**Task item**
Reproduce the entries exactly as they appear below.

**Information**
+ + +

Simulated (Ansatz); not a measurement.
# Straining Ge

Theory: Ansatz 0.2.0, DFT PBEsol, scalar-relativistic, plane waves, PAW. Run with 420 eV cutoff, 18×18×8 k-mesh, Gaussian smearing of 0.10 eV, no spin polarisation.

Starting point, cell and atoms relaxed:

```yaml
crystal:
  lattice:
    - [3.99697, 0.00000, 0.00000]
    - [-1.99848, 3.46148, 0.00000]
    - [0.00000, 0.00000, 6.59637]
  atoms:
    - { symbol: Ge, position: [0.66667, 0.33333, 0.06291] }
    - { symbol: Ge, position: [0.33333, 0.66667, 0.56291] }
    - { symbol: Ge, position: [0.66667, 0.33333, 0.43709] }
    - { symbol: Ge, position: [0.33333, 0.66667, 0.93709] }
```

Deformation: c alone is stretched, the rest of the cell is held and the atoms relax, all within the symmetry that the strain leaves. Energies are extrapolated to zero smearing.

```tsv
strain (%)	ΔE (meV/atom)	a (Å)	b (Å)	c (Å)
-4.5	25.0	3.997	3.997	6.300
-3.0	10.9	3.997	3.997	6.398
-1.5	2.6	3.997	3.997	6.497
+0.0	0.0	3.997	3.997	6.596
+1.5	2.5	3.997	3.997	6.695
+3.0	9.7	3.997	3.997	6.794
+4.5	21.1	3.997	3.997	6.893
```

+ + +

**Response**
Simulated (Ansatz); not a measurement.
# Straining Ge

Theory: Ansatz 0.2.0, DFT PBEsol, scalar-relativistic, plane waves, PAW. Run with 420 eV cutoff, 18×18×8 k-mesh, Gaussian smearing of 0.10 eV, no spin polarisation.

Starting point, cell and atoms relaxed:

```yaml
crystal:
  lattice:
    - [3.99697, 0.00000, 0.00000]
    - [-1.99848, 3.46148, 0.00000]
    - [0.00000, 0.00000, 6.59637]
  atoms:
    - { symbol: Ge, position: [0.66667, 0.33333, 0.06291] }
    - { symbol: Ge, position: [0.33333, 0.66667, 0.56291] }
    - { symbol: Ge, position: [0.66667, 0.33333, 0.43709] }
    - { symbol: Ge, position: [0.33333, 0.66667, 0.93709] }
```

Deformation: c alone is stretched, the rest of the cell is held and the atoms relax, all within the symmetry that the strain leaves. Energies are extrapolated to zero smearing.

```tsv
strain (%)	ΔE (meV/atom)	a (Å)	b (Å)	c (Å)
-4.5	25.0	3.997	3.997	6.300
-3.0	10.9	3.997	3.997	6.398
-1.5	2.6	3.997	3.997	6.497
+0.0	0.0	3.997	3.997	6.596
+1.5	2.5	3.997	3.997	6.695
+3.0	9.7	3.997	3.997	6.794
+4.5	21.1	3.997	3.997	6.893
```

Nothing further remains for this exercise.